ACTIVITY: Each line of the listing below, from the very first to the one that contains "On the same", is to be retyped exactly as it stands.

PROVIDED INFORMATION:
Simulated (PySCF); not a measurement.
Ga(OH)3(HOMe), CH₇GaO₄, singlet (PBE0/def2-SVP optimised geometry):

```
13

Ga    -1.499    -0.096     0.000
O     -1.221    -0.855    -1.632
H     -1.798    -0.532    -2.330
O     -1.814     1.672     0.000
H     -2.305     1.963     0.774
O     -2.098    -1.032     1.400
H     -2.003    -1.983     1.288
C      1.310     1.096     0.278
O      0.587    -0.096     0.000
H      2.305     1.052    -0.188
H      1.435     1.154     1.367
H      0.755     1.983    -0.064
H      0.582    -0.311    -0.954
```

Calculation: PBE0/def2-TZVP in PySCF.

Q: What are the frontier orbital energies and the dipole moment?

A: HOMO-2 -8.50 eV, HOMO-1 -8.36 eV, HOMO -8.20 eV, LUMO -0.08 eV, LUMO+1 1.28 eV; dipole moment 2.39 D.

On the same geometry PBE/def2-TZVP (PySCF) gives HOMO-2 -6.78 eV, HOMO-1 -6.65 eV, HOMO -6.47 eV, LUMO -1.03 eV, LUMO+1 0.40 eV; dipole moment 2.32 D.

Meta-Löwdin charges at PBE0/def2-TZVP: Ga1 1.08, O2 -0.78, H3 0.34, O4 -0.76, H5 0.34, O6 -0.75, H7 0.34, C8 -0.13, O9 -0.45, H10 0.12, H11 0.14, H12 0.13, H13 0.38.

PROBLEM SOLUTION:
Simulated (PySCF); not a measurement.
Ga(OH)3(HOMe), CH₇GaO₄, singlet (PBE0/def2-SVP optimised geometry):

```
13

Ga    -1.499    -0.096     0.000
O     -1.221    -0.855    -1.632
H     -1.798    -0.532    -2.330
O     -1.814     1.672     0.000
H     -2.305     1.963     0.774
O     -2.098    -1.032     1.400
H     -2.003    -1.983     1.288
C      1.310     1.096     0.278
O      0.587    -0.096     0.000
H      2.305     1.052    -0.188
H      1.435     1.154     1.367
H      0.755     1.983    -0.064
H      0.582    -0.311    -0.954
```

Calculation: PBE0/def2-TZVP in PySCF.

Q: What are the frontier orbital energies and the dipole moment?

A: HOMO-2 -8.50 eV, HOMO-1 -8.36 eV, HOMO -8.20 eV, LUMO -0.08 eV, LUMO+1 1.28 eV; dipole moment 2.39 D.

On the same geometry PBE/def2-TZVP (PySCF) gives HOMO-2 -6.78 eV, HOMO-1 -6.65 eV, HOMO -6.47 eV, LUMO -1.03 eV, LUMO+1 0.40 eV; dipole moment 2.32 D.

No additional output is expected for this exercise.